## Extracted data
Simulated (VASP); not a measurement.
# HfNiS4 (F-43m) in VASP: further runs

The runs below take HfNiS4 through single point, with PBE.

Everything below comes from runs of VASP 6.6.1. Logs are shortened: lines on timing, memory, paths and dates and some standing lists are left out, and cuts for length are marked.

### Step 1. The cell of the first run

## Action item
Full transcription, please: every entry, exactly as written.

## Answer space
Simulated (VASP); not a measurement.
# HfNiS4 (F-43m) in VASP: further runs

The runs below take HfNiS4 through single point, with PBE.

Everything below comes from runs of VASP 6.6.1. Logs are shortened: lines on timing, memory, paths and dates and some standing lists are left out, and cuts for length are marked.

### Step 1. The cell of the first run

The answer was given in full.